Start of Record extracts
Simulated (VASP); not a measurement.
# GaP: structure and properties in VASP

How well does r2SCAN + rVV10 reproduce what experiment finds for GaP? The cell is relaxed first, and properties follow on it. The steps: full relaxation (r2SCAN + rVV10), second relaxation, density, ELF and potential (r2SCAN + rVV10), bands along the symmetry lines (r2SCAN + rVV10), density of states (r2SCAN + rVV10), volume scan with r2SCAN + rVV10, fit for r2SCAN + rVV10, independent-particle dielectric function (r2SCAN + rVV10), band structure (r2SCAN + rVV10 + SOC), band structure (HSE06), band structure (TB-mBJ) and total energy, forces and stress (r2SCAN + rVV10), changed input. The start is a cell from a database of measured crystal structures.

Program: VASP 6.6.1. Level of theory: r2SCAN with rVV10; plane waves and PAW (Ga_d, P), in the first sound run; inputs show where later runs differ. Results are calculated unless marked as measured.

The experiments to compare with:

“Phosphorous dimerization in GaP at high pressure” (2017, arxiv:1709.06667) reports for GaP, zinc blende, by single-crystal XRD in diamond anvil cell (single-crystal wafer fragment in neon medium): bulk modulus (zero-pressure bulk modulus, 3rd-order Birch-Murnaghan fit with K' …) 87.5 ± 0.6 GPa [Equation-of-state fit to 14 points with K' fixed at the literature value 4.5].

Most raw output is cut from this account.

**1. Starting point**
End of Record extracts

Required action
Hand back the whole listing, exactly as it is.

Worked solution
Simulated (VASP); not a measurement.
# GaP: structure and properties in VASP

How well does r2SCAN + rVV10 reproduce what experiment finds for GaP? The cell is relaxed first, and properties follow on it. The steps: full relaxation (r2SCAN + rVV10), second relaxation, density, ELF and potential (r2SCAN + rVV10), bands along the symmetry lines (r2SCAN + rVV10), density of states (r2SCAN + rVV10), volume scan with r2SCAN + rVV10, fit for r2SCAN + rVV10, independent-particle dielectric function (r2SCAN + rVV10), band structure (r2SCAN + rVV10 + SOC), band structure (HSE06), band structure (TB-mBJ) and total energy, forces and stress (r2SCAN + rVV10), changed input. The start is a cell from a database of measured crystal structures.

Program: VASP 6.6.1. Level of theory: r2SCAN with rVV10; plane waves and PAW (Ga_d, P), in the first sound run; inputs show where later runs differ. Results are calculated unless marked as measured.

The experiments to compare with:

“Phosphorous dimerization in GaP at high pressure” (2017, arxiv:1709.06667) reports for GaP, zinc blende, by single-crystal XRD in diamond anvil cell (single-crystal wafer fragment in neon medium): bulk modulus (zero-pressure bulk modulus, 3rd-order Birch-Murnaghan fit with K' …) 87.5 ± 0.6 GPa [Equation-of-state fit to 14 points with K' fixed at the literature value 4.5].

Most raw output is cut from this account.

**1. Starting point**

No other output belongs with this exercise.